**ACTION ITEM**. Repeat exactly the lines of the listing below, please, starting with the first and ending with the line containing "290.85 | – | 0.00 | 1 |"; leave out the rest.

+++

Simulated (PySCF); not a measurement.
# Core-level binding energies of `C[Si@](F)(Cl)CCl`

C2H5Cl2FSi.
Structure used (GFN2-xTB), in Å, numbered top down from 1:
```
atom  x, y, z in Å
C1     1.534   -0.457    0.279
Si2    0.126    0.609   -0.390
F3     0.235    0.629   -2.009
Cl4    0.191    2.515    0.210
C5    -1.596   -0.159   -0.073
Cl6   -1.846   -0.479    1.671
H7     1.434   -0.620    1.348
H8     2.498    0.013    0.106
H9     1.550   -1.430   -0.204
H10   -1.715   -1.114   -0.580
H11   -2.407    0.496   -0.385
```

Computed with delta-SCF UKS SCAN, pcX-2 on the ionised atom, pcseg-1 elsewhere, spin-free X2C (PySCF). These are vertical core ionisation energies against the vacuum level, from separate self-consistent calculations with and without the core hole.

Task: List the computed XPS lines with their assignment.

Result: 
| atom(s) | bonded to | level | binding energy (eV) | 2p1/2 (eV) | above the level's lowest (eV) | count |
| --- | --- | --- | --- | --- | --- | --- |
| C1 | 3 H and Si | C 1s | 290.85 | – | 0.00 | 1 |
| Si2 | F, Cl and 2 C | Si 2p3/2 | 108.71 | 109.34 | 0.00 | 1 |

+++

**TASK SOLUTION**.
Simulated (PySCF); not a measurement.
# Core-level binding energies of `C[Si@](F)(Cl)CCl`

C2H5Cl2FSi.
Structure used (GFN2-xTB), in Å, numbered top down from 1:
```
atom  x, y, z in Å
C1     1.534   -0.457    0.279
Si2    0.126    0.609   -0.390
F3     0.235    0.629   -2.009
Cl4    0.191    2.515    0.210
C5    -1.596   -0.159   -0.073
Cl6   -1.846   -0.479    1.671
H7     1.434   -0.620    1.348
H8     2.498    0.013    0.106
H9     1.550   -1.430   -0.204
H10   -1.715   -1.114   -0.580
H11   -2.407    0.496   -0.385
```

Computed with delta-SCF UKS SCAN, pcX-2 on the ionised atom, pcseg-1 elsewhere, spin-free X2C (PySCF). These are vertical core ionisation energies against the vacuum level, from separate self-consistent calculations with and without the core hole.

Task: List the computed XPS lines with their assignment.

Result: 
| atom(s) | bonded to | level | binding energy (eV) | 2p1/2 (eV) | above the level's lowest (eV) | count |
| --- | --- | --- | --- | --- | --- | --- |
| C1 | 3 H and Si | C 1s | 290.85 | – | 0.00 | 1 |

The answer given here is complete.